(Beginning of ENTRIES SUPPLIED)

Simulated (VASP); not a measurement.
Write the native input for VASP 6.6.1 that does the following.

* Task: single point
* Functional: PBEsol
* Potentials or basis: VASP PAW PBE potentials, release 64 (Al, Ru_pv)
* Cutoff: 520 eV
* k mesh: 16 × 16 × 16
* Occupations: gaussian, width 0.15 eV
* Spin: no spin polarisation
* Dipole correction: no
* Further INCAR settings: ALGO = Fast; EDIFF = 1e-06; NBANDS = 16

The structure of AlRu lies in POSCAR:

(End of ENTRIES SUPPLIED)

### [ACTION ITEM]
Would you transcribe the entries above exactly as they appear?

### [ANSWER AREA]
Simulated (VASP); not a measurement.
Write the native input for VASP 6.6.1 that does the following.

* Task: single point
* Functional: PBEsol
* Potentials or basis: VASP PAW PBE potentials, release 64 (Al, Ru_pv)
* Cutoff: 520 eV
* k mesh: 16 × 16 × 16
* Occupations: gaussian, width 0.15 eV
* Spin: no spin polarisation
* Dipole correction: no
* Further INCAR settings: ALGO = Fast; EDIFF = 1e-06; NBANDS = 16

The structure of AlRu lies in POSCAR:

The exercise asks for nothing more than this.